_Assignment:_ Reproduce word for word the lines between those holding "1.1972 | 0.0011 |" and "1.1960 | 0.0000 |", inclusive, and nothing else from the data below.

[[ Record extracts open ]]
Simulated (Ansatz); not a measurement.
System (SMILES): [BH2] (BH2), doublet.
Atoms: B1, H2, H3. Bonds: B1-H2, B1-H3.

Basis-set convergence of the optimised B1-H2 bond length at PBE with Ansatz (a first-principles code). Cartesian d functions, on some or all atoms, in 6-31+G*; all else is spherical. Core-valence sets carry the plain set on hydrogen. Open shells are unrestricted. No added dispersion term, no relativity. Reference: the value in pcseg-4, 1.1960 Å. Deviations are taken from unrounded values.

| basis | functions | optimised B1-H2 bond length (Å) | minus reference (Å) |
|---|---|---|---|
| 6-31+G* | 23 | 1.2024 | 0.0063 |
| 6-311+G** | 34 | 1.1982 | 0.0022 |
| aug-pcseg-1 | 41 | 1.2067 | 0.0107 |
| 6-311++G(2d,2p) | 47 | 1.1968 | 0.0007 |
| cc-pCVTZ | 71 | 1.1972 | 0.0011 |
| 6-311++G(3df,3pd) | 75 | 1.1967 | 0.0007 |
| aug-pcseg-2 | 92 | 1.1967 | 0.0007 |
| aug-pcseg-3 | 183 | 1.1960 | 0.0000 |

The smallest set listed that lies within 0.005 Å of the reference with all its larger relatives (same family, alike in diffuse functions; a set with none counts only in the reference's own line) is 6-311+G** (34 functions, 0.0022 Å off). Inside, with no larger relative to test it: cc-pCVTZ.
[[ Record extracts closed ]]

_Exercise result:_
| cc-pCVTZ | 71 | 1.1972 | 0.0011 |
| 6-311++G(3df,3pd) | 75 | 1.1967 | 0.0007 |
| aug-pcseg-2 | 92 | 1.1967 | 0.0007 |
| aug-pcseg-3 | 183 | 1.1960 | 0.0000 |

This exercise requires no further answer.